RECORD SET |
——
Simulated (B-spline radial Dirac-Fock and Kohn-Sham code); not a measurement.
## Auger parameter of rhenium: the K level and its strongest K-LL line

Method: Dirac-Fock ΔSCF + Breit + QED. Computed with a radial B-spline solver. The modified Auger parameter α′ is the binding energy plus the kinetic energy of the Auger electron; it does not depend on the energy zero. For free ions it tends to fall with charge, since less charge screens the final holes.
——

REQUIREMENT | The answer must be the data above, repeated exactly as it stands.

ANSWER BOX |
Simulated (B-spline radial Dirac-Fock and Kohn-Sham code); not a measurement.
## Auger parameter of rhenium: the K level and its strongest K-LL line

Method: Dirac-Fock ΔSCF + Breit + QED. Computed with a radial B-spline solver. The modified Auger parameter α′ is the binding energy plus the kinetic energy of the Auger electron; it does not depend on the energy zero. For free ions it tends to fall with charge, since less charge screens the final holes.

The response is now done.